■ SOURCE INFORMATION:
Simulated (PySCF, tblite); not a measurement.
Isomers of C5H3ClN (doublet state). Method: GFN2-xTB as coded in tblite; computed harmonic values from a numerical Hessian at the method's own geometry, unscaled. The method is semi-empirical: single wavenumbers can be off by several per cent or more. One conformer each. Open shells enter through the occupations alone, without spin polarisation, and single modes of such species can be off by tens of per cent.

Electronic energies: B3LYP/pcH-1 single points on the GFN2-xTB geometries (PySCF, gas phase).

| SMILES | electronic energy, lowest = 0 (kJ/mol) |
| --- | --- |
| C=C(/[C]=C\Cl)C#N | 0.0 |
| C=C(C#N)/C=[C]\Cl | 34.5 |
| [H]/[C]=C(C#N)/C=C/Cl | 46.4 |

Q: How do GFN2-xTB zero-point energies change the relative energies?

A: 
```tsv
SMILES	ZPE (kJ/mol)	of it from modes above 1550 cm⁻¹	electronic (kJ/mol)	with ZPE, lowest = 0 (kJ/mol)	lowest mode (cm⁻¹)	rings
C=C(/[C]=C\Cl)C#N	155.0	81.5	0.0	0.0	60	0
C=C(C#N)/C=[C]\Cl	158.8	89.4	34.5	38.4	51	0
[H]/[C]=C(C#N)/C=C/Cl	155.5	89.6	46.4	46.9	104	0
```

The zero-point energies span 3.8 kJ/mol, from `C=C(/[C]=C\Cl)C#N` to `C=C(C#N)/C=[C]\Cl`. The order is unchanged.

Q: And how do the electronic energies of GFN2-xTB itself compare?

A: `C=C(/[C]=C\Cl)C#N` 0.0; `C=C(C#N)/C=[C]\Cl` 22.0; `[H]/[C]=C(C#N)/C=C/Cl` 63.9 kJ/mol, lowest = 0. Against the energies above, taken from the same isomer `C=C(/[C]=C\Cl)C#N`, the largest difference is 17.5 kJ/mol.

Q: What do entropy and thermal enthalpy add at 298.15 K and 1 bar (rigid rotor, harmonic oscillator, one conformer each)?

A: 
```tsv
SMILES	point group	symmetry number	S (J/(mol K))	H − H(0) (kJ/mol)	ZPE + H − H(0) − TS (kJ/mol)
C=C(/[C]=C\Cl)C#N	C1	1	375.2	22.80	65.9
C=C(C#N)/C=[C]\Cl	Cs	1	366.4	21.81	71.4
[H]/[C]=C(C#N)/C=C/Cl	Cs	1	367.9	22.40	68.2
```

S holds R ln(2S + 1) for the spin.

■ REQUIREMENT: Look back at the entries above and repeat, unchanged, every line from the line holding "C=C(/[C]=C\Cl)C#N | 0.0 |" through the line holding "is 17.5 kJ/mol.".

■ EXERCISE RESPONSE:
| C=C(/[C]=C\Cl)C#N | 0.0 |
| C=C(C#N)/C=[C]\Cl | 34.5 |
| [H]/[C]=C(C#N)/C=C/Cl | 46.4 |

Q: How do GFN2-xTB zero-point energies change the relative energies?

A: 
```tsv
SMILES	ZPE (kJ/mol)	of it from modes above 1550 cm⁻¹	electronic (kJ/mol)	with ZPE, lowest = 0 (kJ/mol)	lowest mode (cm⁻¹)	rings
C=C(/[C]=C\Cl)C#N	155.0	81.5	0.0	0.0	60	0
C=C(C#N)/C=[C]\Cl	158.8	89.4	34.5	38.4	51	0
[H]/[C]=C(C#N)/C=C/Cl	155.5	89.6	46.4	46.9	104	0
```

The zero-point energies span 3.8 kJ/mol, from `C=C(/[C]=C\Cl)C#N` to `C=C(C#N)/C=[C]\Cl`. The order is unchanged.

Q: And how do the electronic energies of GFN2-xTB itself compare?

A: `C=C(/[C]=C\Cl)C#N` 0.0; `C=C(C#N)/C=[C]\Cl` 22.0; `[H]/[C]=C(C#N)/C=C/Cl` 63.9 kJ/mol, lowest = 0. Against the energies above, taken from the same isomer `C=C(/[C]=C\Cl)C#N`, the largest difference is 17.5 kJ/mol.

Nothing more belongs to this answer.